Action item: Retype the full listing without altering anything.

----- Record set -----

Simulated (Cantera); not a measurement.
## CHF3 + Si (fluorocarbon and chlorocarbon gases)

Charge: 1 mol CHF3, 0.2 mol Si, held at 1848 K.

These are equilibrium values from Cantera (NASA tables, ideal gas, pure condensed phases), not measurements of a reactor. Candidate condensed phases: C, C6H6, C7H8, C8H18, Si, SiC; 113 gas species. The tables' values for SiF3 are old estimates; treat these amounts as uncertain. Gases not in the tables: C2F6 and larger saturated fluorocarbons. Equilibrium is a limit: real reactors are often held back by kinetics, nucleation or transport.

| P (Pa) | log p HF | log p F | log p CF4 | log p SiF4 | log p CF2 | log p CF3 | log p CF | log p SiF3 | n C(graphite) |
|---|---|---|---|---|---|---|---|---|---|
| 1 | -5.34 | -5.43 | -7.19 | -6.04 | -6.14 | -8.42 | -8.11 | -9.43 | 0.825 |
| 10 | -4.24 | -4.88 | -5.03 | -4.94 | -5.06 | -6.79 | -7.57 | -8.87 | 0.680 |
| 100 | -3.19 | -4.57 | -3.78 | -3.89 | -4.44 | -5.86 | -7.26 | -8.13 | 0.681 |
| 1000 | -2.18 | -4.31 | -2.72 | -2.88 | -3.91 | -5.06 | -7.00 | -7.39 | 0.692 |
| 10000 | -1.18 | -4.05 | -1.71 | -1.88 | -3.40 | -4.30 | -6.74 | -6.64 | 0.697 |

-----

Answer space:
Simulated (Cantera); not a measurement.
## CHF3 + Si (fluorocarbon and chlorocarbon gases)

Charge: 1 mol CHF3, 0.2 mol Si, held at 1848 K.

These are equilibrium values from Cantera (NASA tables, ideal gas, pure condensed phases), not measurements of a reactor. Candidate condensed phases: C, C6H6, C7H8, C8H18, Si, SiC; 113 gas species. The tables' values for SiF3 are old estimates; treat these amounts as uncertain. Gases not in the tables: C2F6 and larger saturated fluorocarbons. Equilibrium is a limit: real reactors are often held back by kinetics, nucleation or transport.

| P (Pa) | log p HF | log p F | log p CF4 | log p SiF4 | log p CF2 | log p CF3 | log p CF | log p SiF3 | n C(graphite) |
|---|---|---|---|---|---|---|---|---|---|
| 1 | -5.34 | -5.43 | -7.19 | -6.04 | -6.14 | -8.42 | -8.11 | -9.43 | 0.825 |
| 10 | -4.24 | -4.88 | -5.03 | -4.94 | -5.06 | -6.79 | -7.57 | -8.87 | 0.680 |
| 100 | -3.19 | -4.57 | -3.78 | -3.89 | -4.44 | -5.86 | -7.26 | -8.13 | 0.681 |
| 1000 | -2.18 | -4.31 | -2.72 | -2.88 | -3.91 | -5.06 | -7.00 | -7.39 | 0.692 |
| 10000 | -1.18 | -4.05 | -1.71 | -1.88 | -3.40 | -4.30 | -6.74 | -6.64 | 0.697 |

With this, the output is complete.